▸ WORK TASK:
Output every record again so that it matches the original word for word.

▸ PROVIDED INFORMATION:
====

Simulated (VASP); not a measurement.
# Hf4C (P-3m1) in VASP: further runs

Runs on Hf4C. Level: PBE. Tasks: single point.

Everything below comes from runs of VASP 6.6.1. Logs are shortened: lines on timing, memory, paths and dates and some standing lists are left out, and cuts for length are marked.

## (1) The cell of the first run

====

▸ WRITTEN SOLUTION:
Simulated (VASP); not a measurement.
# Hf4C (P-3m1) in VASP: further runs

Runs on Hf4C. Level: PBE. Tasks: single point.

Everything below comes from runs of VASP 6.6.1. Logs are shortened: lines on timing, memory, paths and dates and some standing lists are left out, and cuts for length are marked.

## (1) The cell of the first run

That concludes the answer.